• **Work task**
Reproduce the entries below exactly, but only from the line containing "20.55 Å³/atom |" to the line containing "by 0.34 eV) |", inclusive.

++++++
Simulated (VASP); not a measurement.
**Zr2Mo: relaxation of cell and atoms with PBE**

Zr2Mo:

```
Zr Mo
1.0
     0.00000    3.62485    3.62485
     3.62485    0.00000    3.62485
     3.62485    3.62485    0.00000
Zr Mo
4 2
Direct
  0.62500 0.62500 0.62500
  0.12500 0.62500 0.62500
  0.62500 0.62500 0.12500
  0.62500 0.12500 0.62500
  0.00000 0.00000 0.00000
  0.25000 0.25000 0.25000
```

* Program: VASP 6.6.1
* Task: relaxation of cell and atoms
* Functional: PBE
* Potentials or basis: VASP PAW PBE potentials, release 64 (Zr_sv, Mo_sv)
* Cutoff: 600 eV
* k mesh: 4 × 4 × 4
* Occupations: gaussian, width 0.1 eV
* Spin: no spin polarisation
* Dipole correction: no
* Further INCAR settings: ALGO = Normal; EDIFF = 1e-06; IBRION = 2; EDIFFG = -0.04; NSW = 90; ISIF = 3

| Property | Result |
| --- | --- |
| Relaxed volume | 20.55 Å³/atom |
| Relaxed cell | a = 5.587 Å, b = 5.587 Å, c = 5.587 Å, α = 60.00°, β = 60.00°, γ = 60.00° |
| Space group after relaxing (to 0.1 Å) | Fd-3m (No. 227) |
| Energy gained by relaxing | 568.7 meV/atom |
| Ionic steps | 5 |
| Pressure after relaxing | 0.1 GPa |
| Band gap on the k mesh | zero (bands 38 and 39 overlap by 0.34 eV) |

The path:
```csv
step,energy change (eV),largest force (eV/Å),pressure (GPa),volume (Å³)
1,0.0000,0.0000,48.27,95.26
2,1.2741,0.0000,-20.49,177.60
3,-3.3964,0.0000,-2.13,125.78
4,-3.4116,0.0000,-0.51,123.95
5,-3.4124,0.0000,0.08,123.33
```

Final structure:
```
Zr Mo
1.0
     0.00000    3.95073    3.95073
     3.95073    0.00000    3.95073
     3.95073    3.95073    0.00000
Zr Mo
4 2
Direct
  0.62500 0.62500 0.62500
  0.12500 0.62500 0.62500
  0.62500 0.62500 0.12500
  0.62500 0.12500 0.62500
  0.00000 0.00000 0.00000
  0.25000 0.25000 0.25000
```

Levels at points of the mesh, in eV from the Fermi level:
++++++

• **Written answer**
| Relaxed volume | 20.55 Å³/atom |
| Relaxed cell | a = 5.587 Å, b = 5.587 Å, c = 5.587 Å, α = 60.00°, β = 60.00°, γ = 60.00° |
| Space group after relaxing (to 0.1 Å) | Fd-3m (No. 227) |
| Energy gained by relaxing | 568.7 meV/atom |
| Ionic steps | 5 |
| Pressure after relaxing | 0.1 GPa |
| Band gap on the k mesh | zero (bands 38 and 39 overlap by 0.34 eV) |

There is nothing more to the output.